> **Work item**
Print the whole listing, unchanged.

[[ Data extracts, beginning ]]

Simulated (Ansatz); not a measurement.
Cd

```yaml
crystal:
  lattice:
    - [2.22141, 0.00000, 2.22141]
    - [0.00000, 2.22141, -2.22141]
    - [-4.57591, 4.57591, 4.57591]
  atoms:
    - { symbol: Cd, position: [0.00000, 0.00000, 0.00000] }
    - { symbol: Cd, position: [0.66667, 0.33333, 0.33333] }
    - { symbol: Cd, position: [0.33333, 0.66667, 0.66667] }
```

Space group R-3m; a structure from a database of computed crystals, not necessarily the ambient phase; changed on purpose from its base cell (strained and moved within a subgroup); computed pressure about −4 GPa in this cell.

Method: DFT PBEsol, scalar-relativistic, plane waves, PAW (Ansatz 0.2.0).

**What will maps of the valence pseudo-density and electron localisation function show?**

[[ Data extracts, end ]]

> **Answer space**
Simulated (Ansatz); not a measurement.
Cd

```yaml
crystal:
  lattice:
    - [2.22141, 0.00000, 2.22141]
    - [0.00000, 2.22141, -2.22141]
    - [-4.57591, 4.57591, 4.57591]
  atoms:
    - { symbol: Cd, position: [0.00000, 0.00000, 0.00000] }
    - { symbol: Cd, position: [0.66667, 0.33333, 0.33333] }
    - { symbol: Cd, position: [0.33333, 0.66667, 0.66667] }
```

Space group R-3m; a structure from a database of computed crystals, not necessarily the ambient phase; changed on purpose from its base cell (strained and moved within a subgroup); computed pressure about −4 GPa in this cell.

Method: DFT PBEsol, scalar-relativistic, plane waves, PAW (Ansatz 0.2.0).

**What will maps of the valence pseudo-density and electron localisation function show?**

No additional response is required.